● **ASSIGNMENT**
The whole of the data is to be returned without a single change.

● **RECORDS SUPPLIED**
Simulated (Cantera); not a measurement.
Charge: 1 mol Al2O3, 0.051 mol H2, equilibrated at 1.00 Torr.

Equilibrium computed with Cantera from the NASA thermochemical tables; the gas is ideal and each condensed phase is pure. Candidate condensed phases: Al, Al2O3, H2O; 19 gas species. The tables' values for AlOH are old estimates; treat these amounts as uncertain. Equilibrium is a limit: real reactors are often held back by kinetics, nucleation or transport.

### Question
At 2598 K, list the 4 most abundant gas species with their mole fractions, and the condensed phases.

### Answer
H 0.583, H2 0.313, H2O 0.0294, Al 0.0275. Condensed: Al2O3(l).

● **EXERCISE OUTPUT**
Simulated (Cantera); not a measurement.
Charge: 1 mol Al2O3, 0.051 mol H2, equilibrated at 1.00 Torr.

Equilibrium computed with Cantera from the NASA thermochemical tables; the gas is ideal and each condensed phase is pure. Candidate condensed phases: Al, Al2O3, H2O; 19 gas species. The tables' values for AlOH are old estimates; treat these amounts as uncertain. Equilibrium is a limit: real reactors are often held back by kinetics, nucleation or transport.

### Question
At 2598 K, list the 4 most abundant gas species with their mole fractions, and the condensed phases.

### Answer
H 0.583, H2 0.313, H2O 0.0294, Al 0.0275. Condensed: Al2O3(l).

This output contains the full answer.